- EXTRACTED ENTRIES -
=-=-=
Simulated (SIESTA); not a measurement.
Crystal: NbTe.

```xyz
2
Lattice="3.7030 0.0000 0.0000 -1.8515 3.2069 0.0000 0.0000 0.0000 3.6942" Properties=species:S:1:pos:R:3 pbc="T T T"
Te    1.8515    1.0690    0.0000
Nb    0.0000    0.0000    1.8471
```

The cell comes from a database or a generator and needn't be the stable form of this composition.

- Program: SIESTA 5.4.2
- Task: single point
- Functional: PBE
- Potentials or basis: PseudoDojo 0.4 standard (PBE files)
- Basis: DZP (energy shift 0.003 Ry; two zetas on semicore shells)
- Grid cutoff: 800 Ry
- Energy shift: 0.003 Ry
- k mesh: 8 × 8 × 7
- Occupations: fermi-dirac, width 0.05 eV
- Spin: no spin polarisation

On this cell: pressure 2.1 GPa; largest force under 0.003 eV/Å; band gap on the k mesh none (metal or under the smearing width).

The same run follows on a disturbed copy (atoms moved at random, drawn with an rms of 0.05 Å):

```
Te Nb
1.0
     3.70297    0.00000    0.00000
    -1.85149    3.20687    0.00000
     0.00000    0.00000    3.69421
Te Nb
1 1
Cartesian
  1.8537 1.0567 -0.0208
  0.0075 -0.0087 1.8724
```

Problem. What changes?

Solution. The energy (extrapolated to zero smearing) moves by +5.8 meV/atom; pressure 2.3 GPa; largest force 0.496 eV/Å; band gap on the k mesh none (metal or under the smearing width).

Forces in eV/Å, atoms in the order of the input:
=-=-=

- BRIEF -
Nothing but an exact copy of the lines from the first one above through the line holding "- Spin: no spin polarisation" should be returned.

- TASK OUTPUT -
Simulated (SIESTA); not a measurement.
Crystal: NbTe.

```xyz
2
Lattice="3.7030 0.0000 0.0000 -1.8515 3.2069 0.0000 0.0000 0.0000 3.6942" Properties=species:S:1:pos:R:3 pbc="T T T"
Te    1.8515    1.0690    0.0000
Nb    0.0000    0.0000    1.8471
```

The cell comes from a database or a generator and needn't be the stable form of this composition.

- Program: SIESTA 5.4.2
- Task: single point
- Functional: PBE
- Potentials or basis: PseudoDojo 0.4 standard (PBE files)
- Basis: DZP (energy shift 0.003 Ry; two zetas on semicore shells)
- Grid cutoff: 800 Ry
- Energy shift: 0.003 Ry
- k mesh: 8 × 8 × 7
- Occupations: fermi-dirac, width 0.05 eV
- Spin: no spin polarisation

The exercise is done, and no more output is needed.